§ Brief
Print every line of the data word for word.

§ Provided records
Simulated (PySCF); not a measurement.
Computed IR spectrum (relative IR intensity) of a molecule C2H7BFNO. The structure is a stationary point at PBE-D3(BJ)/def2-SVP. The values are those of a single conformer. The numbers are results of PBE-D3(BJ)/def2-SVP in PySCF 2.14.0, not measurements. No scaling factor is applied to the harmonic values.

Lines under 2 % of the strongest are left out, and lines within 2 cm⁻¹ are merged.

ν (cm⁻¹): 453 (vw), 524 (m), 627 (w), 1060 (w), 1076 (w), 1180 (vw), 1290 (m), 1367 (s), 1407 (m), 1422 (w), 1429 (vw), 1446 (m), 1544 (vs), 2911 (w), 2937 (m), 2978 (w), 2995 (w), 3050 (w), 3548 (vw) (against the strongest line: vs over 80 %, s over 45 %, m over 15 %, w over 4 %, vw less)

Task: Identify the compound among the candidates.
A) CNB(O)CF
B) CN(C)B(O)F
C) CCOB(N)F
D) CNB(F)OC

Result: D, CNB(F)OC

§ Answer area
Simulated (PySCF); not a measurement.
Computed IR spectrum (relative IR intensity) of a molecule C2H7BFNO. The structure is a stationary point at PBE-D3(BJ)/def2-SVP. The values are those of a single conformer. The numbers are results of PBE-D3(BJ)/def2-SVP in PySCF 2.14.0, not measurements. No scaling factor is applied to the harmonic values.

Lines under 2 % of the strongest are left out, and lines within 2 cm⁻¹ are merged.

ν (cm⁻¹): 453 (vw), 524 (m), 627 (w), 1060 (w), 1076 (w), 1180 (vw), 1290 (m), 1367 (s), 1407 (m), 1422 (w), 1429 (vw), 1446 (m), 1544 (vs), 2911 (w), 2937 (m), 2978 (w), 2995 (w), 3050 (w), 3548 (vw) (against the strongest line: vs over 80 %, s over 45 %, m over 15 %, w over 4 %, vw less)

Task: Identify the compound among the candidates.
A) CNB(O)CF
B) CN(C)B(O)F
C) CCOB(N)F
D) CNB(F)OC

Result: D, CNB(F)OC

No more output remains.